^^^^

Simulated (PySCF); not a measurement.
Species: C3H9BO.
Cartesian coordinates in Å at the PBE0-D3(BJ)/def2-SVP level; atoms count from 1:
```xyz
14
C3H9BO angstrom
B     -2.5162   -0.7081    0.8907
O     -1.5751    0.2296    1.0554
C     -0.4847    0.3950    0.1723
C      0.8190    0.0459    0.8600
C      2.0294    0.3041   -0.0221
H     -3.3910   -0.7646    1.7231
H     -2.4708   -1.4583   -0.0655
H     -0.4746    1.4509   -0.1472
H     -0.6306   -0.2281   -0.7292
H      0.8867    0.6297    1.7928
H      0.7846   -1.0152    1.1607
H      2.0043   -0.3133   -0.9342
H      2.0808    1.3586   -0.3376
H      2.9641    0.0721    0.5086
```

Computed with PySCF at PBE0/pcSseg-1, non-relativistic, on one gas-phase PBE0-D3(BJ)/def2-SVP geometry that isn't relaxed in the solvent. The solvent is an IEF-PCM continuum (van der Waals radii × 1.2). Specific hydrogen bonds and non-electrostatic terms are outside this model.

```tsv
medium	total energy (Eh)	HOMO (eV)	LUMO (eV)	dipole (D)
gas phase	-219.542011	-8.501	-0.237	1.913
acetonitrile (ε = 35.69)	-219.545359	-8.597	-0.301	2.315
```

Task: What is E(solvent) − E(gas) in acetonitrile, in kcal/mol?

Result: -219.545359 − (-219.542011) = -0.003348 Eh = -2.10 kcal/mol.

^^^^

Above are the records; print exactly the lines from the line with "Computed with PySCF" to the line with "Task: What is", including both, and nothing else.

→ **Your response**
Computed with PySCF at PBE0/pcSseg-1, non-relativistic, on one gas-phase PBE0-D3(BJ)/def2-SVP geometry that isn't relaxed in the solvent. The solvent is an IEF-PCM continuum (van der Waals radii × 1.2). Specific hydrogen bonds and non-electrostatic terms are outside this model.

```tsv
medium	total energy (Eh)	HOMO (eV)	LUMO (eV)	dipole (D)
gas phase	-219.542011	-8.501	-0.237	1.913
acetonitrile (ε = 35.69)	-219.545359	-8.597	-0.301	2.315
```

Task: What is E(solvent) − E(gas) in acetonitrile, in kcal/mol?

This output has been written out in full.